## Action item
Word for word, copy all of the entries.

>>

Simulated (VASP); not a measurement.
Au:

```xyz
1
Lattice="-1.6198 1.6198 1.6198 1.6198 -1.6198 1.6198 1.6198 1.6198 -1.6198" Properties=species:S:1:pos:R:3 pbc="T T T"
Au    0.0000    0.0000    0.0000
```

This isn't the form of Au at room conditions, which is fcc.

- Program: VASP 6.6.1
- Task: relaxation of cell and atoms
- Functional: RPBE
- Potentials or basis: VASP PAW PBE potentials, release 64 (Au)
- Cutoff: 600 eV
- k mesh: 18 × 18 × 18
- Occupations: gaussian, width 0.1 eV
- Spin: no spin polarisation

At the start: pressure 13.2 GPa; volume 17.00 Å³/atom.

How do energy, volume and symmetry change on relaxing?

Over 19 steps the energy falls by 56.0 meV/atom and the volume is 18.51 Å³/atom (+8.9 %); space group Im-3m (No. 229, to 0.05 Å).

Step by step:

<<

## Worked solution
Simulated (VASP); not a measurement.
Au:

```xyz
1
Lattice="-1.6198 1.6198 1.6198 1.6198 -1.6198 1.6198 1.6198 1.6198 -1.6198" Properties=species:S:1:pos:R:3 pbc="T T T"
Au    0.0000    0.0000    0.0000
```

This isn't the form of Au at room conditions, which is fcc.

- Program: VASP 6.6.1
- Task: relaxation of cell and atoms
- Functional: RPBE
- Potentials or basis: VASP PAW PBE potentials, release 64 (Au)
- Cutoff: 600 eV
- k mesh: 18 × 18 × 18
- Occupations: gaussian, width 0.1 eV
- Spin: no spin polarisation

At the start: pressure 13.2 GPa; volume 17.00 Å³/atom.

How do energy, volume and symmetry change on relaxing?

Over 19 steps the energy falls by 56.0 meV/atom and the volume is 18.51 Å³/atom (+8.9 %); space group Im-3m (No. 229, to 0.05 Å).

Step by step:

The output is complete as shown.